__WORK REQUEST__:
Give back every record exactly.

'''

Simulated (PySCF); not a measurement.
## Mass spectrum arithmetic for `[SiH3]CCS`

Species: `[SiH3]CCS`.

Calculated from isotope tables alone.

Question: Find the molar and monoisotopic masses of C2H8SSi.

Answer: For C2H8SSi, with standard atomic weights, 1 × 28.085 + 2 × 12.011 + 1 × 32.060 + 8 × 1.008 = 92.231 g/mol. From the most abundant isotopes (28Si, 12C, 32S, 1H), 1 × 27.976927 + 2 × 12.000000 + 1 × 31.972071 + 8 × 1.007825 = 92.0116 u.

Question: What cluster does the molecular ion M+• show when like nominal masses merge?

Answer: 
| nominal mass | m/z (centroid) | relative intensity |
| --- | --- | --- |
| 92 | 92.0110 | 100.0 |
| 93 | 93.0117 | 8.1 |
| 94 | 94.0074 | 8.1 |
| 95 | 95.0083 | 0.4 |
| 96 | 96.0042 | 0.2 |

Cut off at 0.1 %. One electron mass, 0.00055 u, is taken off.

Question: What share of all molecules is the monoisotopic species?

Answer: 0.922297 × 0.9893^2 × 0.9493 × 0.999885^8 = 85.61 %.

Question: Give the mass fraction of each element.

'''

__SOLUTION__:
Simulated (PySCF); not a measurement.
## Mass spectrum arithmetic for `[SiH3]CCS`

Species: `[SiH3]CCS`.

Calculated from isotope tables alone.

Question: Find the molar and monoisotopic masses of C2H8SSi.

Answer: For C2H8SSi, with standard atomic weights, 1 × 28.085 + 2 × 12.011 + 1 × 32.060 + 8 × 1.008 = 92.231 g/mol. From the most abundant isotopes (28Si, 12C, 32S, 1H), 1 × 27.976927 + 2 × 12.000000 + 1 × 31.972071 + 8 × 1.007825 = 92.0116 u.

Question: What cluster does the molecular ion M+• show when like nominal masses merge?

Answer: 
| nominal mass | m/z (centroid) | relative intensity |
| --- | --- | --- |
| 92 | 92.0110 | 100.0 |
| 93 | 93.0117 | 8.1 |
| 94 | 94.0074 | 8.1 |
| 95 | 95.0083 | 0.4 |
| 96 | 96.0042 | 0.2 |

Cut off at 0.1 %. One electron mass, 0.00055 u, is taken off.

Question: What share of all molecules is the monoisotopic species?

Answer: 0.922297 × 0.9893^2 × 0.9493 × 0.999885^8 = 85.61 %.

Question: Give the mass fraction of each element.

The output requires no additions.